# Work request
In the material below, the required lines run from the one containing "The structure is" through the one containing "### 2 Baseline". Copy those lines exactly, ends included, and nothing else.

[Input data Boundary: Start]
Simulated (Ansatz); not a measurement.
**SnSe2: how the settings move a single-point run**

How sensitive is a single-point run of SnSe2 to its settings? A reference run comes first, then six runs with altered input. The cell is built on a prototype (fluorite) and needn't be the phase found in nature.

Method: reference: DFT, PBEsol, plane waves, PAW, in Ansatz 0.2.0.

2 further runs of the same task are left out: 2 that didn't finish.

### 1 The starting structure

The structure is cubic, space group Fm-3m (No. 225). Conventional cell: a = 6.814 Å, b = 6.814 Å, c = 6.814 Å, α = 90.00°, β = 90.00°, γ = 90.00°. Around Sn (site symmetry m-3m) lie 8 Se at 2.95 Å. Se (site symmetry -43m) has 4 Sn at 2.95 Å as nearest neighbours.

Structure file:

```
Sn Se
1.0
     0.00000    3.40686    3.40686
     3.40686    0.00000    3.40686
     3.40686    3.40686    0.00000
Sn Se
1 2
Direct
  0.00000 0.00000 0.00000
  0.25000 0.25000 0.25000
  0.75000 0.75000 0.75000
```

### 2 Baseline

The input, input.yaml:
[Input data Boundary: End]

# Task result
The structure is cubic, space group Fm-3m (No. 225). Conventional cell: a = 6.814 Å, b = 6.814 Å, c = 6.814 Å, α = 90.00°, β = 90.00°, γ = 90.00°. Around Sn (site symmetry m-3m) lie 8 Se at 2.95 Å. Se (site symmetry -43m) has 4 Sn at 2.95 Å as nearest neighbours.

Structure file:

```
Sn Se
1.0
     0.00000    3.40686    3.40686
     3.40686    0.00000    3.40686
     3.40686    3.40686    0.00000
Sn Se
1 2
Direct
  0.00000 0.00000 0.00000
  0.25000 0.25000 0.25000
  0.75000 0.75000 0.75000
```

### 2 Baseline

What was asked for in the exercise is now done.